Required action: Could you return the lines below exactly, from the first line up to and including the line that holds "In a PAW calculation"?

Recorded information:
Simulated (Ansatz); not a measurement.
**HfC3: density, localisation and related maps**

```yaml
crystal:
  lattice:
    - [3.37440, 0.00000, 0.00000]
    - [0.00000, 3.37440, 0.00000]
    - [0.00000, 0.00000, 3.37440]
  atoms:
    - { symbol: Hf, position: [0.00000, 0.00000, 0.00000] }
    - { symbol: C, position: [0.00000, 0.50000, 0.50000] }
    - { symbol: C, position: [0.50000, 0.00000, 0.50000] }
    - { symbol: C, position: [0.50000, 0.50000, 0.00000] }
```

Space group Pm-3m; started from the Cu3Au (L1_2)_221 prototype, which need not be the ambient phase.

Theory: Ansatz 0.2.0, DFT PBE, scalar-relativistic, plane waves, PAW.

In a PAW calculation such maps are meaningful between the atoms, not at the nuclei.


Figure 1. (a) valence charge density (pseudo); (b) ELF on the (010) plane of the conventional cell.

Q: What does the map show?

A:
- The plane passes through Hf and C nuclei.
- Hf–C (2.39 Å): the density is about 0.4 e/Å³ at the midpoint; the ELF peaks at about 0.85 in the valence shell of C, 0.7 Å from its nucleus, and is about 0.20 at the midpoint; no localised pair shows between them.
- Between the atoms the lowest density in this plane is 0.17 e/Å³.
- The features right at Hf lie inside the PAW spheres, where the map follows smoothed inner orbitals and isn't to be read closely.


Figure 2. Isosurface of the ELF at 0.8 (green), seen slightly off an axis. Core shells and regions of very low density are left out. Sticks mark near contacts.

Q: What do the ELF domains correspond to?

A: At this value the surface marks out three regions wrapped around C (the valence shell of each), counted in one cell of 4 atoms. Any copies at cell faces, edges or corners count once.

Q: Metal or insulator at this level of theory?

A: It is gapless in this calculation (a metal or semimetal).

Answer space:
Simulated (Ansatz); not a measurement.
**HfC3: density, localisation and related maps**

```yaml
crystal:
  lattice:
    - [3.37440, 0.00000, 0.00000]
    - [0.00000, 3.37440, 0.00000]
    - [0.00000, 0.00000, 3.37440]
  atoms:
    - { symbol: Hf, position: [0.00000, 0.00000, 0.00000] }
    - { symbol: C, position: [0.00000, 0.50000, 0.50000] }
    - { symbol: C, position: [0.50000, 0.00000, 0.50000] }
    - { symbol: C, position: [0.50000, 0.50000, 0.00000] }
```

Space group Pm-3m; started from the Cu3Au (L1_2)_221 prototype, which need not be the ambient phase.

Theory: Ansatz 0.2.0, DFT PBE, scalar-relativistic, plane waves, PAW.

In a PAW calculation such maps are meaningful between the atoms, not at the nuclei.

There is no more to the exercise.